**LISTED RECORDS**
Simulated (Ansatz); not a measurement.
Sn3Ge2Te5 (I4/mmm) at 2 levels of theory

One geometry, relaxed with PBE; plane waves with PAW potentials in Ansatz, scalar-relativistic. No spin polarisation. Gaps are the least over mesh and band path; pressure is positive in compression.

**WORK ITEM**
All of the entries above are to be printed again exactly.

**TASK ANSWER**
Simulated (Ansatz); not a measurement.
Sn3Ge2Te5 (I4/mmm) at 2 levels of theory

One geometry, relaxed with PBE; plane waves with PAW potentials in Ansatz, scalar-relativistic. No spin polarisation. Gaps are the least over mesh and band path; pressure is positive in compression.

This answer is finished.